Dataset records:
------------
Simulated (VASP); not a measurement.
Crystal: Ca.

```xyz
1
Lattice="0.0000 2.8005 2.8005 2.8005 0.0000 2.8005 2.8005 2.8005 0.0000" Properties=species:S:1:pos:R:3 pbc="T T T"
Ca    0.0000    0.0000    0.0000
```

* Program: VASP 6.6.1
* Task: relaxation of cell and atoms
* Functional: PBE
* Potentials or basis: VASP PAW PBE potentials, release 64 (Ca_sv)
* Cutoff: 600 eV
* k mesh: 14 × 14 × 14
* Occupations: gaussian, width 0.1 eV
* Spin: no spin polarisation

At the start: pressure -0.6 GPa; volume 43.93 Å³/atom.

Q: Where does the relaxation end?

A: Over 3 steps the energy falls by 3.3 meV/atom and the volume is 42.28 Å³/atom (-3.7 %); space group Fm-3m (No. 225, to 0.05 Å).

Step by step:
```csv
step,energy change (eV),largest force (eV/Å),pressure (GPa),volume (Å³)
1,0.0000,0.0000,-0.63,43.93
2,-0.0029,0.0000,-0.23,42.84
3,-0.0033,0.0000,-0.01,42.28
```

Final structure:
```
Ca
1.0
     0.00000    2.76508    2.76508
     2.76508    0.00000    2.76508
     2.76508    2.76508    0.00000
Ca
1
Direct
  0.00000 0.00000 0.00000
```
------------

Work order: Please return the lines above that run from the line containing "Program: VASP 6.6.1" to the line containing "no spin polarisation", inclusive, exactly and with no other lines.

Reply:
* Program: VASP 6.6.1
* Task: relaxation of cell and atoms
* Functional: PBE
* Potentials or basis: VASP PAW PBE potentials, release 64 (Ca_sv)
* Cutoff: 600 eV
* k mesh: 14 × 14 × 14
* Occupations: gaussian, width 0.1 eV
* Spin: no spin polarisation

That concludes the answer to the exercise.